> [Brief]:
Reproduce exactly the lines of the material beneath, from the line that contains "All numbers below" to the line that contains "Describe the change and its energy.", both included, and no other lines.

> [Raw data]:
────────

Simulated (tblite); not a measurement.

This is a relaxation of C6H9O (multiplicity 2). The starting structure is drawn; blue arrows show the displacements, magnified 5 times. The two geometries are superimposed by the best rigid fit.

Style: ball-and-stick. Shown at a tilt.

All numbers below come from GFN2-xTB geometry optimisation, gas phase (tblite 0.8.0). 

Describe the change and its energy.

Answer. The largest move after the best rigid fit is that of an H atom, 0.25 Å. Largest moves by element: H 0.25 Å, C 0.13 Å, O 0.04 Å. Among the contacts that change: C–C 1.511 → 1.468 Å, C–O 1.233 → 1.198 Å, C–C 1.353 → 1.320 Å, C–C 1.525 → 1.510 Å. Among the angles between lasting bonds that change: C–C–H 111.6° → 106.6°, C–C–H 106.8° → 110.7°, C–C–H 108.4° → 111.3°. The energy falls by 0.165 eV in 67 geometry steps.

────────

> [Exercise answer]:
All numbers below come from GFN2-xTB geometry optimisation, gas phase (tblite 0.8.0). 

Describe the change and its energy.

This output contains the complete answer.